::::::
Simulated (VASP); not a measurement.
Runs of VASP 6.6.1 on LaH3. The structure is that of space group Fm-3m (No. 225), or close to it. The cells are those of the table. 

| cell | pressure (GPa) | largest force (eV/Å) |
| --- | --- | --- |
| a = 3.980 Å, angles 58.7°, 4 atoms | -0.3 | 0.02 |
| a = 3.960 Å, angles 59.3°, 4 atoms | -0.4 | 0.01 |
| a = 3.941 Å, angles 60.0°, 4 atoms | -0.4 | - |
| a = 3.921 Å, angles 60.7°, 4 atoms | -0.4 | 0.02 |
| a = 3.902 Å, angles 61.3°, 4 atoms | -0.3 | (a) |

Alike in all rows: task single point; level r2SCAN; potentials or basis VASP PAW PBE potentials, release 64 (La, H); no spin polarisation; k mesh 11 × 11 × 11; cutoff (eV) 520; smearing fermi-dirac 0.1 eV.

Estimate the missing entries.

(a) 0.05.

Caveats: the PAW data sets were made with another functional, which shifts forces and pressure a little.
::::::

▶ Requirement
Would you please copy every line of the data exactly?

▶ Answer box
Simulated (VASP); not a measurement.
Runs of VASP 6.6.1 on LaH3. The structure is that of space group Fm-3m (No. 225), or close to it. The cells are those of the table. 

| cell | pressure (GPa) | largest force (eV/Å) |
| --- | --- | --- |
| a = 3.980 Å, angles 58.7°, 4 atoms | -0.3 | 0.02 |
| a = 3.960 Å, angles 59.3°, 4 atoms | -0.4 | 0.01 |
| a = 3.941 Å, angles 60.0°, 4 atoms | -0.4 | - |
| a = 3.921 Å, angles 60.7°, 4 atoms | -0.4 | 0.02 |
| a = 3.902 Å, angles 61.3°, 4 atoms | -0.3 | (a) |

Alike in all rows: task single point; level r2SCAN; potentials or basis VASP PAW PBE potentials, release 64 (La, H); no spin polarisation; k mesh 11 × 11 × 11; cutoff (eV) 520; smearing fermi-dirac 0.1 eV.

Estimate the missing entries.

(a) 0.05.

Caveats: the PAW data sets were made with another functional, which shifts forces and pressure a little.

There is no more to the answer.